[Opening MATERIAL SUPPLIED section]

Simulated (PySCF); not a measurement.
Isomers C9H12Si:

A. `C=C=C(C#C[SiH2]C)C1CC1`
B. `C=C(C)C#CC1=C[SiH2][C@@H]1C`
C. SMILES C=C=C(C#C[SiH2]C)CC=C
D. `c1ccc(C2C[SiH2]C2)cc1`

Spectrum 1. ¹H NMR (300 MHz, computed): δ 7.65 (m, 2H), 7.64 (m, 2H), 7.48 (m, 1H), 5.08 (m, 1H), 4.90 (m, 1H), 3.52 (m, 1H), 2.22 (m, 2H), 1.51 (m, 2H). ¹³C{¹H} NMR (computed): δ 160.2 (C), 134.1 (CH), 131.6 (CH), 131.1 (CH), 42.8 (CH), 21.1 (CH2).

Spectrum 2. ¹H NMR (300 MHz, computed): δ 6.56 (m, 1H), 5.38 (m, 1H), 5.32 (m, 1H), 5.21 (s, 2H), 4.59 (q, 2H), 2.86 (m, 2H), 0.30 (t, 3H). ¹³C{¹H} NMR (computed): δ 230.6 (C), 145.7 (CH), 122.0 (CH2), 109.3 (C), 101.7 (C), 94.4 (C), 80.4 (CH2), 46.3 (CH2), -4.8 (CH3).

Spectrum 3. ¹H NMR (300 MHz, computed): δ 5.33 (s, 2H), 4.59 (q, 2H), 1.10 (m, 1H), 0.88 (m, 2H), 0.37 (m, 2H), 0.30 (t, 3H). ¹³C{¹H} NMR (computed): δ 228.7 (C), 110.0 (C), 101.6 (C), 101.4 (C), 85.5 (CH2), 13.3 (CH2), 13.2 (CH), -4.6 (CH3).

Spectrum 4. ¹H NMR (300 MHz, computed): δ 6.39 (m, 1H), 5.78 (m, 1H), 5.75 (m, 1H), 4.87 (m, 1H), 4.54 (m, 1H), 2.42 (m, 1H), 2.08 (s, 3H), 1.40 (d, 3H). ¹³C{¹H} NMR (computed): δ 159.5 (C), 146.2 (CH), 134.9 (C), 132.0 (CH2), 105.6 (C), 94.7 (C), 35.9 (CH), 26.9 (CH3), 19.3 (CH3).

[Closing MATERIAL SUPPLIED section]

Every line from the top of the material through the line containing "Spectrum 3. ¹H" must be transcribed exactly, and no other line may appear.

EXERCISE ANSWER:
Simulated (PySCF); not a measurement.
Isomers C9H12Si:

A. `C=C=C(C#C[SiH2]C)C1CC1`
B. `C=C(C)C#CC1=C[SiH2][C@@H]1C`
C. SMILES C=C=C(C#C[SiH2]C)CC=C
D. `c1ccc(C2C[SiH2]C2)cc1`

Spectrum 1. ¹H NMR (300 MHz, computed): δ 7.65 (m, 2H), 7.64 (m, 2H), 7.48 (m, 1H), 5.08 (m, 1H), 4.90 (m, 1H), 3.52 (m, 1H), 2.22 (m, 2H), 1.51 (m, 2H). ¹³C{¹H} NMR (computed): δ 160.2 (C), 134.1 (CH), 131.6 (CH), 131.1 (CH), 42.8 (CH), 21.1 (CH2).

Spectrum 2. ¹H NMR (300 MHz, computed): δ 6.56 (m, 1H), 5.38 (m, 1H), 5.32 (m, 1H), 5.21 (s, 2H), 4.59 (q, 2H), 2.86 (m, 2H), 0.30 (t, 3H). ¹³C{¹H} NMR (computed): δ 230.6 (C), 145.7 (CH), 122.0 (CH2), 109.3 (C), 101.7 (C), 94.4 (C), 80.4 (CH2), 46.3 (CH2), -4.8 (CH3).

Spectrum 3. ¹H NMR (300 MHz, computed): δ 5.33 (s, 2H), 4.59 (q, 2H), 1.10 (m, 1H), 0.88 (m, 2H), 0.37 (m, 2H), 0.30 (t, 3H). ¹³C{¹H} NMR (computed): δ 228.7 (C), 110.0 (C), 101.6 (C), 101.4 (C), 85.5 (CH2), 13.3 (CH2), 13.2 (CH), -4.6 (CH3).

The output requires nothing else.